Assigned task:
For this exercise, repeat the records below exactly as written.

──────

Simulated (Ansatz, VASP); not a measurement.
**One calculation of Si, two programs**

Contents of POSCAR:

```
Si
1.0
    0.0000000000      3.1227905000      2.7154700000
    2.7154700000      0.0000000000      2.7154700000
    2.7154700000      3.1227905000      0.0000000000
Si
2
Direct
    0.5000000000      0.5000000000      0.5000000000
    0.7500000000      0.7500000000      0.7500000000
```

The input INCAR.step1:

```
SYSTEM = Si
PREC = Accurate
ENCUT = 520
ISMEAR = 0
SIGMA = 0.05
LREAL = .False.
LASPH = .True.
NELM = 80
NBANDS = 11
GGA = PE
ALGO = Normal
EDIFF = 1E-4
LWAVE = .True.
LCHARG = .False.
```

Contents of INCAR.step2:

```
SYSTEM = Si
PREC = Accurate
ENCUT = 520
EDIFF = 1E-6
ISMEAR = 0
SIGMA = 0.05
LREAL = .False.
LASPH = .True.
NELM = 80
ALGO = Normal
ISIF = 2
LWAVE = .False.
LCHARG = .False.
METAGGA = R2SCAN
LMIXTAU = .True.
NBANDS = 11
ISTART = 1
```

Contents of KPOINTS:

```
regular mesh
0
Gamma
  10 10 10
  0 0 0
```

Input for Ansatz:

──────

Worked solution:
Simulated (Ansatz, VASP); not a measurement.
**One calculation of Si, two programs**

Contents of POSCAR:

```
Si
1.0
    0.0000000000      3.1227905000      2.7154700000
    2.7154700000      0.0000000000      2.7154700000
    2.7154700000      3.1227905000      0.0000000000
Si
2
Direct
    0.5000000000      0.5000000000      0.5000000000
    0.7500000000      0.7500000000      0.7500000000
```

The input INCAR.step1:

```
SYSTEM = Si
PREC = Accurate
ENCUT = 520
ISMEAR = 0
SIGMA = 0.05
LREAL = .False.
LASPH = .True.
NELM = 80
NBANDS = 11
GGA = PE
ALGO = Normal
EDIFF = 1E-4
LWAVE = .True.
LCHARG = .False.
```

Contents of INCAR.step2:

```
SYSTEM = Si
PREC = Accurate
ENCUT = 520
EDIFF = 1E-6
ISMEAR = 0
SIGMA = 0.05
LREAL = .False.
LASPH = .True.
NELM = 80
ALGO = Normal
ISIF = 2
LWAVE = .False.
LCHARG = .False.
METAGGA = R2SCAN
LMIXTAU = .True.
NBANDS = 11
ISTART = 1
```

Contents of KPOINTS:

```
regular mesh
0
Gamma
  10 10 10
  0 0 0
```

Input for Ansatz:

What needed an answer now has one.